_ACTION ITEM_:
Copy exactly, please, each line of the data below until the line that contains "### Identify the" has been copied, beginning at the top.

_GIVEN RECORDS_:
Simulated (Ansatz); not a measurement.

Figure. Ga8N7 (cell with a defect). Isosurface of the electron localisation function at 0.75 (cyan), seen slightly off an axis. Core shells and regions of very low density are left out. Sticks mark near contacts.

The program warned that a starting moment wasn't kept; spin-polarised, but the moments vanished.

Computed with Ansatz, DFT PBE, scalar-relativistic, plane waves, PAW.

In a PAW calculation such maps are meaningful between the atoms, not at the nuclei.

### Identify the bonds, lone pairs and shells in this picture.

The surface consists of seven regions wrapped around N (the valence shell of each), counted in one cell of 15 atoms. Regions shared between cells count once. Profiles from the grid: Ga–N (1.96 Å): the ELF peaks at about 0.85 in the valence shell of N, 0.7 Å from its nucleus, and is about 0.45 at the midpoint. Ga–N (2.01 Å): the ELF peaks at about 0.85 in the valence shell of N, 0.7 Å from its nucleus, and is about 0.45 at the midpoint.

_TASK RESULT_:
Simulated (Ansatz); not a measurement.

Figure. Ga8N7 (cell with a defect). Isosurface of the electron localisation function at 0.75 (cyan), seen slightly off an axis. Core shells and regions of very low density are left out. Sticks mark near contacts.

The program warned that a starting moment wasn't kept; spin-polarised, but the moments vanished.

Computed with Ansatz, DFT PBE, scalar-relativistic, plane waves, PAW.

In a PAW calculation such maps are meaningful between the atoms, not at the nuclei.

### Identify the bonds, lone pairs and shells in this picture.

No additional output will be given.